» **Brief**: When you reach the line containing "Its results: band", include it and stop; until then, return each line of the material exactly, starting with the first.

» **Data**:
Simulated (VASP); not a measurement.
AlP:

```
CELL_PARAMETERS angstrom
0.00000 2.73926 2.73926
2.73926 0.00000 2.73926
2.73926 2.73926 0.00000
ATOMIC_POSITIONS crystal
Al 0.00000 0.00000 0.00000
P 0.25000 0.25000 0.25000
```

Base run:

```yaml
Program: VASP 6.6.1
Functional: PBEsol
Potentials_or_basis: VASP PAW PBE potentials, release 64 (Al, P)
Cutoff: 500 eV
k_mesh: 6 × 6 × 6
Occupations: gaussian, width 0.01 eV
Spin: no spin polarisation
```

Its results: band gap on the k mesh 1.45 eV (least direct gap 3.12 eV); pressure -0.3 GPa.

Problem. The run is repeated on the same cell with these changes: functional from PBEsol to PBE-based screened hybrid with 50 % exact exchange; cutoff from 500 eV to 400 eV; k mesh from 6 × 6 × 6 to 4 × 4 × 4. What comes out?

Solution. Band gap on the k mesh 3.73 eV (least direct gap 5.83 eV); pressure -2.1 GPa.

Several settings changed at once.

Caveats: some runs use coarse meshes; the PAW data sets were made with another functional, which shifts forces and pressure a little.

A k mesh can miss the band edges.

» **Answer space**:
Simulated (VASP); not a measurement.
AlP:

```
CELL_PARAMETERS angstrom
0.00000 2.73926 2.73926
2.73926 0.00000 2.73926
2.73926 2.73926 0.00000
ATOMIC_POSITIONS crystal
Al 0.00000 0.00000 0.00000
P 0.25000 0.25000 0.25000
```

Base run:

```yaml
Program: VASP 6.6.1
Functional: PBEsol
Potentials_or_basis: VASP PAW PBE potentials, release 64 (Al, P)
Cutoff: 500 eV
k_mesh: 6 × 6 × 6
Occupations: gaussian, width 0.01 eV
Spin: no spin polarisation
```

Its results: band gap on the k mesh 1.45 eV (least direct gap 3.12 eV); pressure -0.3 GPa.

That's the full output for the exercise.